Exercise:
Retype each line of the listing. Do not alter anything.

[Opening Given records section]

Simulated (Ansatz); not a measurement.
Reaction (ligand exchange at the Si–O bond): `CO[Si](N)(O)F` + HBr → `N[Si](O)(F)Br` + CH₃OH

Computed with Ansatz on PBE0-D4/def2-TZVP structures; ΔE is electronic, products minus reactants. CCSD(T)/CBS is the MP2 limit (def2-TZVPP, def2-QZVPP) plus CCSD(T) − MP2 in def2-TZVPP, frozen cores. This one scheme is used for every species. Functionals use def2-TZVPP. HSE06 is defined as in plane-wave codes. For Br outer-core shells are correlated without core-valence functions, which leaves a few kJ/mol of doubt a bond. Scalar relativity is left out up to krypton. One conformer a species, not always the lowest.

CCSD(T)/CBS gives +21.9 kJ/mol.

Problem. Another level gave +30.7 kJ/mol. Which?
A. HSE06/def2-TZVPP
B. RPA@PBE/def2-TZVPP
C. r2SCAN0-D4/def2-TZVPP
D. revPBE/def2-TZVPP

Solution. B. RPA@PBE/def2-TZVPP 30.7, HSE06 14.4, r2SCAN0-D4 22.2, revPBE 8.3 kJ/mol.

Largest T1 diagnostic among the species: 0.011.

[Closing Given records section]

Written reply:
Simulated (Ansatz); not a measurement.
Reaction (ligand exchange at the Si–O bond): `CO[Si](N)(O)F` + HBr → `N[Si](O)(F)Br` + CH₃OH

Computed with Ansatz on PBE0-D4/def2-TZVP structures; ΔE is electronic, products minus reactants. CCSD(T)/CBS is the MP2 limit (def2-TZVPP, def2-QZVPP) plus CCSD(T) − MP2 in def2-TZVPP, frozen cores. This one scheme is used for every species. Functionals use def2-TZVPP. HSE06 is defined as in plane-wave codes. For Br outer-core shells are correlated without core-valence functions, which leaves a few kJ/mol of doubt a bond. Scalar relativity is left out up to krypton. One conformer a species, not always the lowest.

CCSD(T)/CBS gives +21.9 kJ/mol.

Problem. Another level gave +30.7 kJ/mol. Which?
A. HSE06/def2-TZVPP
B. RPA@PBE/def2-TZVPP
C. r2SCAN0-D4/def2-TZVPP
D. revPBE/def2-TZVPP

Solution. B. RPA@PBE/def2-TZVPP 30.7, HSE06 14.4, r2SCAN0-D4 22.2, revPBE 8.3 kJ/mol.

Largest T1 diagnostic among the species: 0.011.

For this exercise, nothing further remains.